● REQUIRED ACTION: Wherever the line with "pressure, lowest first." sits in the listing below, transcribe from it up to and including the line with "C (7.6 GPa).", exactly, and leave the remaining lines out.

● SUPPLIED INFORMATION:
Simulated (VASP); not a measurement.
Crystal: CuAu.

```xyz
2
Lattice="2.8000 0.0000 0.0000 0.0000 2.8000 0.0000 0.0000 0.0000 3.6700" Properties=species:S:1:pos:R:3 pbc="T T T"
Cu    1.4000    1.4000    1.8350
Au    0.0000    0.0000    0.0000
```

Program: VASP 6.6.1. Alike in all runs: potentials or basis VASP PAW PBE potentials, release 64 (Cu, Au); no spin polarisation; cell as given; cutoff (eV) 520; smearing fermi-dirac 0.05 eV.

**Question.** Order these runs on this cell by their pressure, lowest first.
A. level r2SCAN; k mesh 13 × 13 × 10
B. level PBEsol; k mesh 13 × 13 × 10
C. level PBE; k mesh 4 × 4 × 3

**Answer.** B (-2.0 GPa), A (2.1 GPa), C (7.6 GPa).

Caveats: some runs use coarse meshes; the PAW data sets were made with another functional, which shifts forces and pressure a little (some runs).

● ANSWER AREA:
**Question.** Order these runs on this cell by their pressure, lowest first.
A. level r2SCAN; k mesh 13 × 13 × 10
B. level PBEsol; k mesh 13 × 13 × 10
C. level PBE; k mesh 4 × 4 × 3

**Answer.** B (-2.0 GPa), A (2.1 GPa), C (7.6 GPa).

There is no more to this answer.